● Extracted data
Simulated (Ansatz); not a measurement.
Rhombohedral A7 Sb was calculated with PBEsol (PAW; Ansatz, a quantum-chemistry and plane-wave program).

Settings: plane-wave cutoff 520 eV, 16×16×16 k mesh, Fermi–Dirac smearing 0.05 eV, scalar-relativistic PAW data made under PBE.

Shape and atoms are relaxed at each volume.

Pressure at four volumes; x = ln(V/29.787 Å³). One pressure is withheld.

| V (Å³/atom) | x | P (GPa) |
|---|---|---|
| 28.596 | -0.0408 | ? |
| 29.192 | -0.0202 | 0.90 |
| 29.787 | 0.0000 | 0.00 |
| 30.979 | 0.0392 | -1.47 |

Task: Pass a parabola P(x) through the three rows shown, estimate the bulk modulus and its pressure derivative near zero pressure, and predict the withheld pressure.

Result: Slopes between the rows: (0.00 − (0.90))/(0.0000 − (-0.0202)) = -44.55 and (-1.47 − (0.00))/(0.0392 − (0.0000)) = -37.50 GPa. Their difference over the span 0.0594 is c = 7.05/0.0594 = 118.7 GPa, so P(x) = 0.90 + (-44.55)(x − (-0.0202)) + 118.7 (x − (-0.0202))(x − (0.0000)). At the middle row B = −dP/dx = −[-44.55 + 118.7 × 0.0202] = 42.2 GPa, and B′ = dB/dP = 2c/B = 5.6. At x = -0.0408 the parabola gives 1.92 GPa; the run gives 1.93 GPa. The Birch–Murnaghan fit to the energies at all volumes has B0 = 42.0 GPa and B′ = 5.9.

● Requirement
Please reproduce the records above in their entirety, exactly as given.

● Task solution
Simulated (Ansatz); not a measurement.
Rhombohedral A7 Sb was calculated with PBEsol (PAW; Ansatz, a quantum-chemistry and plane-wave program).

Settings: plane-wave cutoff 520 eV, 16×16×16 k mesh, Fermi–Dirac smearing 0.05 eV, scalar-relativistic PAW data made under PBE.

Shape and atoms are relaxed at each volume.

Pressure at four volumes; x = ln(V/29.787 Å³). One pressure is withheld.

| V (Å³/atom) | x | P (GPa) |
|---|---|---|
| 28.596 | -0.0408 | ? |
| 29.192 | -0.0202 | 0.90 |
| 29.787 | 0.0000 | 0.00 |
| 30.979 | 0.0392 | -1.47 |

Task: Pass a parabola P(x) through the three rows shown, estimate the bulk modulus and its pressure derivative near zero pressure, and predict the withheld pressure.

Result: Slopes between the rows: (0.00 − (0.90))/(0.0000 − (-0.0202)) = -44.55 and (-1.47 − (0.00))/(0.0392 − (0.0000)) = -37.50 GPa. Their difference over the span 0.0594 is c = 7.05/0.0594 = 118.7 GPa, so P(x) = 0.90 + (-44.55)(x − (-0.0202)) + 118.7 (x − (-0.0202))(x − (0.0000)). At the middle row B = −dP/dx = −[-44.55 + 118.7 × 0.0202] = 42.2 GPa, and B′ = dB/dP = 2c/B = 5.6. At x = -0.0408 the parabola gives 1.92 GPa; the run gives 1.93 GPa. The Birch–Murnaghan fit to the energies at all volumes has B0 = 42.0 GPa and B′ = 5.9.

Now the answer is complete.